**Work task**
Reproduce exactly the lines of the material beneath, from the line that contains "Q: The run is" to the line that contains "A: Band gap", both included, and no other lines.

**Data shown**
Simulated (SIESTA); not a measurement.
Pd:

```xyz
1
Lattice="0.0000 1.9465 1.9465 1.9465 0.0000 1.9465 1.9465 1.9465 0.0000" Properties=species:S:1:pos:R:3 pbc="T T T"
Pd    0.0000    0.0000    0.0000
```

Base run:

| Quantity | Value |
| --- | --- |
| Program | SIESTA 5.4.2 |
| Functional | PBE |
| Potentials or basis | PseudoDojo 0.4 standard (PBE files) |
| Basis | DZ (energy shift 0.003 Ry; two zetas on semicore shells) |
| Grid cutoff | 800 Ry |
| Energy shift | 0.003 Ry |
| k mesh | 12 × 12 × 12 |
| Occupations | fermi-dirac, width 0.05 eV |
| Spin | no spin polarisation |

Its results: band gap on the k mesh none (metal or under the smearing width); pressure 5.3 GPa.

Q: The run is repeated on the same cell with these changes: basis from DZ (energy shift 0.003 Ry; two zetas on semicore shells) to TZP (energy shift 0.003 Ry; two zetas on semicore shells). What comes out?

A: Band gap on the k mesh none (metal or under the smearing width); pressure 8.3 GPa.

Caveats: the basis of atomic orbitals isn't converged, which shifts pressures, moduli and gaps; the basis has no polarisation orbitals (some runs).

**Exercise answer**
Q: The run is repeated on the same cell with these changes: basis from DZ (energy shift 0.003 Ry; two zetas on semicore shells) to TZP (energy shift 0.003 Ry; two zetas on semicore shells). What comes out?

A: Band gap on the k mesh none (metal or under the smearing width); pressure 8.3 GPa.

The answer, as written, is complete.